※

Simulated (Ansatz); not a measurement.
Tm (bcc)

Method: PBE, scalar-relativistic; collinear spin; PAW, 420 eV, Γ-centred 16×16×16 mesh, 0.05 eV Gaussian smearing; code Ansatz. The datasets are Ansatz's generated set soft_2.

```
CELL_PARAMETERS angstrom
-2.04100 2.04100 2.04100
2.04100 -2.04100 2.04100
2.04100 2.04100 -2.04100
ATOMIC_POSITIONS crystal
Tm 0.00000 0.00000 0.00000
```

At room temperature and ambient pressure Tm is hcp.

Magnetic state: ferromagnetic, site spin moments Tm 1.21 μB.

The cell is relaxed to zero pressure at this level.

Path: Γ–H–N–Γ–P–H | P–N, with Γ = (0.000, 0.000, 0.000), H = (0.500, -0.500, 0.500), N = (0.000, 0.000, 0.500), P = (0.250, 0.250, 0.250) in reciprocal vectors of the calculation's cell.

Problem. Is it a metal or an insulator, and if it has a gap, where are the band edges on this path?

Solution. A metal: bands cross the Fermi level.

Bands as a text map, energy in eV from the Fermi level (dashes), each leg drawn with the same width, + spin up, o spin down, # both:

※

### WORK REQUEST
Repeat the data word for word. Leave nothing out.

### EXERCISE ANSWER
Simulated (Ansatz); not a measurement.
Tm (bcc)

Method: PBE, scalar-relativistic; collinear spin; PAW, 420 eV, Γ-centred 16×16×16 mesh, 0.05 eV Gaussian smearing; code Ansatz. The datasets are Ansatz's generated set soft_2.

```
CELL_PARAMETERS angstrom
-2.04100 2.04100 2.04100
2.04100 -2.04100 2.04100
2.04100 2.04100 -2.04100
ATOMIC_POSITIONS crystal
Tm 0.00000 0.00000 0.00000
```

At room temperature and ambient pressure Tm is hcp.

Magnetic state: ferromagnetic, site spin moments Tm 1.21 μB.

The cell is relaxed to zero pressure at this level.

Path: Γ–H–N–Γ–P–H | P–N, with Γ = (0.000, 0.000, 0.000), H = (0.500, -0.500, 0.500), N = (0.000, 0.000, 0.500), P = (0.250, 0.250, 0.250) in reciprocal vectors of the calculation's cell.

Problem. Is it a metal or an insulator, and if it has a gap, where are the band edges on this path?

Solution. A metal: bands cross the Fermi level.

Bands as a text map, energy in eV from the Fermi level (dashes), each leg drawn with the same width, + spin up, o spin down, # both:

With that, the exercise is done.